• ASSIGNED TASK
Print the data below exactly, but only the lines from the one containing "Results of the" down to the one containing "Caveat: the PAW", inclusive.

....
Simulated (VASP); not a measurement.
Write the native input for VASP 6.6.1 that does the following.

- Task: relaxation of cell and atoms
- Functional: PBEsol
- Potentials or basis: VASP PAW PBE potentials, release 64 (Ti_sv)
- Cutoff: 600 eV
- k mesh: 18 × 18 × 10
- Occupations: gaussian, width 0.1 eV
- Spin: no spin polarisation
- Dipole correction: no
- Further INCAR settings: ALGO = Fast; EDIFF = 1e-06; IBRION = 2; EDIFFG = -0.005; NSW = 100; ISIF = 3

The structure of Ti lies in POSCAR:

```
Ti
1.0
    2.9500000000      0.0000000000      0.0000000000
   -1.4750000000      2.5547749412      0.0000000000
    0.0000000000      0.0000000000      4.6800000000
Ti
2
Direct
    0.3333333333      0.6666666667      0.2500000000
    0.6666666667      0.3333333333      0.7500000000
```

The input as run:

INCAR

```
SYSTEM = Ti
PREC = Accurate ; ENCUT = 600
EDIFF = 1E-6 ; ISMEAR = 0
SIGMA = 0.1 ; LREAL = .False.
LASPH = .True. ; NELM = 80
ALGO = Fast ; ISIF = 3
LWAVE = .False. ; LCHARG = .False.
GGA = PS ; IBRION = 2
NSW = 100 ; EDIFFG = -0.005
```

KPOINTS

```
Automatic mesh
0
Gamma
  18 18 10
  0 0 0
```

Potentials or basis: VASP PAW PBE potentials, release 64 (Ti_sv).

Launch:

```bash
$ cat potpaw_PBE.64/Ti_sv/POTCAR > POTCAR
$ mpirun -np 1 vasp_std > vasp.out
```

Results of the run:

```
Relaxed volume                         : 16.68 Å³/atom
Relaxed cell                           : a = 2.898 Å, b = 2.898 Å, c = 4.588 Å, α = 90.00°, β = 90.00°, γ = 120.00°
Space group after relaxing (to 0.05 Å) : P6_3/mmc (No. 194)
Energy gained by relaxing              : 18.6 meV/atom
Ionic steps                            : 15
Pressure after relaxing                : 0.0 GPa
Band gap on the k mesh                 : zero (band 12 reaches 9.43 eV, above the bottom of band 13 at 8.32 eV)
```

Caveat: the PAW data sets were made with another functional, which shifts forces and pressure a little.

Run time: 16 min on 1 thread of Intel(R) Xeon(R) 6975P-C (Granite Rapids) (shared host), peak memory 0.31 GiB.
....

• EXERCISE SOLUTION
Results of the run:

```
Relaxed volume                         : 16.68 Å³/atom
Relaxed cell                           : a = 2.898 Å, b = 2.898 Å, c = 4.588 Å, α = 90.00°, β = 90.00°, γ = 120.00°
Space group after relaxing (to 0.05 Å) : P6_3/mmc (No. 194)
Energy gained by relaxing              : 18.6 meV/atom
Ionic steps                            : 15
Pressure after relaxing                : 0.0 GPa
Band gap on the k mesh                 : zero (band 12 reaches 9.43 eV, above the bottom of band 13 at 8.32 eV)
```

Caveat: the PAW data sets were made with another functional, which shifts forces and pressure a little.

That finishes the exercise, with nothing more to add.